• WORK ORDER
Start at the first line of the material. Repeat each line exactly through the one containing "1.160 | 0.008 |", then stop.

»»

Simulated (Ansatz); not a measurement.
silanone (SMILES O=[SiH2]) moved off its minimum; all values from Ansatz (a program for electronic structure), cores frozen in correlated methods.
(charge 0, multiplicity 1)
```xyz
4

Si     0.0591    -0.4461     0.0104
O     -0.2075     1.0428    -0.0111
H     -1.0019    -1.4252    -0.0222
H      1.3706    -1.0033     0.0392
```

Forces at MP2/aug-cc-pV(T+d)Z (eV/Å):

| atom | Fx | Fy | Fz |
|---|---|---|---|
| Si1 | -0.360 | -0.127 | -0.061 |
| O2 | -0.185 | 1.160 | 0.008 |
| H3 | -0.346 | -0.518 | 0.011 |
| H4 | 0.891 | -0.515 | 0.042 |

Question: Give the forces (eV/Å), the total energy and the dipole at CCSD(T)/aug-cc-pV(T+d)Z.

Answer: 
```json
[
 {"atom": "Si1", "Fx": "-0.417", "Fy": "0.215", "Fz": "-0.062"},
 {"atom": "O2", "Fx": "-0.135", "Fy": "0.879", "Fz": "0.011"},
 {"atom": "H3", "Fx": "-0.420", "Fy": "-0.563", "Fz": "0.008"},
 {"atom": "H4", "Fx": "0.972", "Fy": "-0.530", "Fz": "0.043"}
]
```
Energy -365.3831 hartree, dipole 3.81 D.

««

• ANSWER SPACE
Simulated (Ansatz); not a measurement.
silanone (SMILES O=[SiH2]) moved off its minimum; all values from Ansatz (a program for electronic structure), cores frozen in correlated methods.
(charge 0, multiplicity 1)
```xyz
4

Si     0.0591    -0.4461     0.0104
O     -0.2075     1.0428    -0.0111
H     -1.0019    -1.4252    -0.0222
H      1.3706    -1.0033     0.0392
```

Forces at MP2/aug-cc-pV(T+d)Z (eV/Å):

| atom | Fx | Fy | Fz |
|---|---|---|---|
| Si1 | -0.360 | -0.127 | -0.061 |
| O2 | -0.185 | 1.160 | 0.008 |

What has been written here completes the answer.